══ Data provided ══

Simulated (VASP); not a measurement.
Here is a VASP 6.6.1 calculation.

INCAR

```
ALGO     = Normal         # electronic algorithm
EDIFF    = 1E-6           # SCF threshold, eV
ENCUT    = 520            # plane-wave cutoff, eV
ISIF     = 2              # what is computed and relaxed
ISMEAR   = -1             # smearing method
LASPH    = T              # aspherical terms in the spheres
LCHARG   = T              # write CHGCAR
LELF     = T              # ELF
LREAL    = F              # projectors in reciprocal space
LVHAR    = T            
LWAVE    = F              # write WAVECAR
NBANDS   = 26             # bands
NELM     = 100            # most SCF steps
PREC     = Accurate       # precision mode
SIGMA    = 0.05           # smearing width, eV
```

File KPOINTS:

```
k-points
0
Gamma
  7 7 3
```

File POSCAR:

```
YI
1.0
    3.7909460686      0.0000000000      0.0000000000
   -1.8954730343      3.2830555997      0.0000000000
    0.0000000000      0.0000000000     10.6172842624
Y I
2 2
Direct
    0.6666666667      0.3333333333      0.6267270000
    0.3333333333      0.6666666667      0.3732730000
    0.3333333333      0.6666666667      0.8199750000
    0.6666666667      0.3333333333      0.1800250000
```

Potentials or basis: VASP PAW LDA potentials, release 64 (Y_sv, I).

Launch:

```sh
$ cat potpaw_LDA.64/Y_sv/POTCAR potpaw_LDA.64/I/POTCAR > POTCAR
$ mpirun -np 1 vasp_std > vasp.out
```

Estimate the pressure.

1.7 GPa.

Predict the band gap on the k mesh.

═══

▶ Work task: Restate all of the entries above precisely.

▶ Your response:
Simulated (VASP); not a measurement.
Here is a VASP 6.6.1 calculation.

INCAR

```
ALGO     = Normal         # electronic algorithm
EDIFF    = 1E-6           # SCF threshold, eV
ENCUT    = 520            # plane-wave cutoff, eV
ISIF     = 2              # what is computed and relaxed
ISMEAR   = -1             # smearing method
LASPH    = T              # aspherical terms in the spheres
LCHARG   = T              # write CHGCAR
LELF     = T              # ELF
LREAL    = F              # projectors in reciprocal space
LVHAR    = T            
LWAVE    = F              # write WAVECAR
NBANDS   = 26             # bands
NELM     = 100            # most SCF steps
PREC     = Accurate       # precision mode
SIGMA    = 0.05           # smearing width, eV
```

File KPOINTS:

```
k-points
0
Gamma
  7 7 3
```

File POSCAR:

```
YI
1.0
    3.7909460686      0.0000000000      0.0000000000
   -1.8954730343      3.2830555997      0.0000000000
    0.0000000000      0.0000000000     10.6172842624
Y I
2 2
Direct
    0.6666666667      0.3333333333      0.6267270000
    0.3333333333      0.6666666667      0.3732730000
    0.3333333333      0.6666666667      0.8199750000
    0.6666666667      0.3333333333      0.1800250000
```

Potentials or basis: VASP PAW LDA potentials, release 64 (Y_sv, I).

Launch:

```sh
$ cat potpaw_LDA.64/Y_sv/POTCAR potpaw_LDA.64/I/POTCAR > POTCAR
$ mpirun -np 1 vasp_std > vasp.out
```

Estimate the pressure.

1.7 GPa.

Predict the band gap on the k mesh.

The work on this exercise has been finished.